(REQUIREMENT):
Every line of the material must appear in the answer exactly as it does here.

━━━━

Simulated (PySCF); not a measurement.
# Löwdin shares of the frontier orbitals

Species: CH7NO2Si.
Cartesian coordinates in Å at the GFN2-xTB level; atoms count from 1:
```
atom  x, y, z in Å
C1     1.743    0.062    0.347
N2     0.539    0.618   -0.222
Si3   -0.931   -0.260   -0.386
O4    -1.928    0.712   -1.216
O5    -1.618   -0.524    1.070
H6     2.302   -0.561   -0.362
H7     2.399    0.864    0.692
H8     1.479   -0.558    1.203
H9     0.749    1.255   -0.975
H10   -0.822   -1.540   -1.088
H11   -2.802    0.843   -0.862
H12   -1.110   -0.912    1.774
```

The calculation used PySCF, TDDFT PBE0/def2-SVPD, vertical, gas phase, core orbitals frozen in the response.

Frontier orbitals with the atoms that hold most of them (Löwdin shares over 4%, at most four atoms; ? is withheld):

━━━━

(EXERCISE RESPONSE):
Simulated (PySCF); not a measurement.
# Löwdin shares of the frontier orbitals

Species: CH7NO2Si.
Cartesian coordinates in Å at the GFN2-xTB level; atoms count from 1:
```
atom  x, y, z in Å
C1     1.743    0.062    0.347
N2     0.539    0.618   -0.222
Si3   -0.931   -0.260   -0.386
O4    -1.928    0.712   -1.216
O5    -1.618   -0.524    1.070
H6     2.302   -0.561   -0.362
H7     2.399    0.864    0.692
H8     1.479   -0.558    1.203
H9     0.749    1.255   -0.975
H10   -0.822   -1.540   -1.088
H11   -2.802    0.843   -0.862
H12   -1.110   -0.912    1.774
```

The calculation used PySCF, TDDFT PBE0/def2-SVPD, vertical, gas phase, core orbitals frozen in the response.

Frontier orbitals with the atoms that hold most of them (Löwdin shares over 4%, at most four atoms; ? is withheld):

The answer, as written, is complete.